-- Data extract follows --

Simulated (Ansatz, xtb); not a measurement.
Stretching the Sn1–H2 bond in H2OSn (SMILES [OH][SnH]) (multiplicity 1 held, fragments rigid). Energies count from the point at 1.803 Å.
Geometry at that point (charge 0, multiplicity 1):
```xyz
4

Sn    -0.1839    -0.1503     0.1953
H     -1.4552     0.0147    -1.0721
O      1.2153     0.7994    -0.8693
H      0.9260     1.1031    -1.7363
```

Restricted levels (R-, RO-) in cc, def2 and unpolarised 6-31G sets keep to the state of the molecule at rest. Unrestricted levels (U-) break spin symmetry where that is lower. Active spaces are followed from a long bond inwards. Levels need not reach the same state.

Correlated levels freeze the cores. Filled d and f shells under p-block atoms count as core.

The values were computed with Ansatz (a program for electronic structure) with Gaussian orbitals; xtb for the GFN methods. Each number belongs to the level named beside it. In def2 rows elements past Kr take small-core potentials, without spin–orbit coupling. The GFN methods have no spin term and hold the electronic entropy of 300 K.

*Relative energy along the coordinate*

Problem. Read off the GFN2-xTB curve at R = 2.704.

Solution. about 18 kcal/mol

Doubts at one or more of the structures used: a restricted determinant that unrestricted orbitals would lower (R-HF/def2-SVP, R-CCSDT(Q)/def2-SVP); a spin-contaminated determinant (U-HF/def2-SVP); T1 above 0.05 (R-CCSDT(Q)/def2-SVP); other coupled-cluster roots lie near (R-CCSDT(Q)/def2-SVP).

-- Data extract concluded --

» Brief
Look through the material above and print exactly the lines from the one containing "The values were" to the one containing "Solution. about 18 kcal/mol", both included, and nothing more.

» Answer section
The values were computed with Ansatz (a program for electronic structure) with Gaussian orbitals; xtb for the GFN methods. Each number belongs to the level named beside it. In def2 rows elements past Kr take small-core potentials, without spin–orbit coupling. The GFN methods have no spin term and hold the electronic entropy of 300 K.

*Relative energy along the coordinate*

Problem. Read off the GFN2-xTB curve at R = 2.704.

Solution. about 18 kcal/mol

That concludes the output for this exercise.